[Brief]: In the listing below, find the line with "Its results: band" and the line with "Result: Band gap". Repeat those two lines and all lines between them exactly.

-------- Extracted material --------

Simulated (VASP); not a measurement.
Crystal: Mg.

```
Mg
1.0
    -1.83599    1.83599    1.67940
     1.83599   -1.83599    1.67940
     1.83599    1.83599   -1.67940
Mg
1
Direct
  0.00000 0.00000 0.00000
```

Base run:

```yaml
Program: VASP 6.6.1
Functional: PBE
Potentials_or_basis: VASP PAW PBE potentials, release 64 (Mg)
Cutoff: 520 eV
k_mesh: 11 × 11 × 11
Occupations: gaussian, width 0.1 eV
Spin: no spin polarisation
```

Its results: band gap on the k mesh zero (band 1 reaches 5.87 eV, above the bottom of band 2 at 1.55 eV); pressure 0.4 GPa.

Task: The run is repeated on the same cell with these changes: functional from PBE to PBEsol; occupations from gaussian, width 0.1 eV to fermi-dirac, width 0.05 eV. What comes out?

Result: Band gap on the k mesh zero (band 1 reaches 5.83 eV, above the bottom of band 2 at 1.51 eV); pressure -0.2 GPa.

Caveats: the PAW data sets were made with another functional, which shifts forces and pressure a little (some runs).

--------

[Your response]:
Its results: band gap on the k mesh zero (band 1 reaches 5.87 eV, above the bottom of band 2 at 1.55 eV); pressure 0.4 GPa.

Task: The run is repeated on the same cell with these changes: functional from PBE to PBEsol; occupations from gaussian, width 0.1 eV to fermi-dirac, width 0.05 eV. What comes out?

Result: Band gap on the k mesh zero (band 1 reaches 5.83 eV, above the bottom of band 2 at 1.51 eV); pressure -0.2 GPa.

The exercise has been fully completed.